^^^^^^^^

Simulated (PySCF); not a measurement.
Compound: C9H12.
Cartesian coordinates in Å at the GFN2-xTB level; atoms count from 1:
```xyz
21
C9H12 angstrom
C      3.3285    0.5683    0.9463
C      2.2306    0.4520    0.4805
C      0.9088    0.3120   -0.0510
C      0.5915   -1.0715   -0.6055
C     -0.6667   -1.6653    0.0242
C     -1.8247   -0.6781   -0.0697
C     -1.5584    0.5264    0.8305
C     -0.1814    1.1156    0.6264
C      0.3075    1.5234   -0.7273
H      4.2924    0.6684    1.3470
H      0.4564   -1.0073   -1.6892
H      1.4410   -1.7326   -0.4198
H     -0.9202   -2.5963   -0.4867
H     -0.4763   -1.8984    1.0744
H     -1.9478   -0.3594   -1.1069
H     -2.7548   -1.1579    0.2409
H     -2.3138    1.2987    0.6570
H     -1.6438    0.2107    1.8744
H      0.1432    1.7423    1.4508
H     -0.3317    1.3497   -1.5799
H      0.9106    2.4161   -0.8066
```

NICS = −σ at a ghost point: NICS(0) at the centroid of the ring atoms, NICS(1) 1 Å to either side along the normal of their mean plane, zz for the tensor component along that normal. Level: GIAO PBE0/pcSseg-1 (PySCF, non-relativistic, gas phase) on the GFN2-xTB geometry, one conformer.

^^^^^^^^

Each entry needs to be given again exactly as it stands.

Simulated (PySCF); not a measurement.
Compound: C9H12.
Cartesian coordinates in Å at the GFN2-xTB level; atoms count from 1:
```xyz
21
C9H12 angstrom
C      3.3285    0.5683    0.9463
C      2.2306    0.4520    0.4805
C      0.9088    0.3120   -0.0510
C      0.5915   -1.0715   -0.6055
C     -0.6667   -1.6653    0.0242
C     -1.8247   -0.6781   -0.0697
C     -1.5584    0.5264    0.8305
C     -0.1814    1.1156    0.6264
C      0.3075    1.5234   -0.7273
H      4.2924    0.6684    1.3470
H      0.4564   -1.0073   -1.6892
H      1.4410   -1.7326   -0.4198
H     -0.9202   -2.5963   -0.4867
H     -0.4763   -1.8984    1.0744
H     -1.9478   -0.3594   -1.1069
H     -2.7548   -1.1579    0.2409
H     -2.3138    1.2987    0.6570
H     -1.6438    0.2107    1.8744
H      0.1432    1.7423    1.4508
H     -0.3317    1.3497   -1.5799
H      0.9106    2.4161   -0.8066
```

NICS = −σ at a ghost point: NICS(0) at the centroid of the ring atoms, NICS(1) 1 Å to either side along the normal of their mean plane, zz for the tensor component along that normal. Level: GIAO PBE0/pcSseg-1 (PySCF, non-relativistic, gas phase) on the GFN2-xTB geometry, one conformer.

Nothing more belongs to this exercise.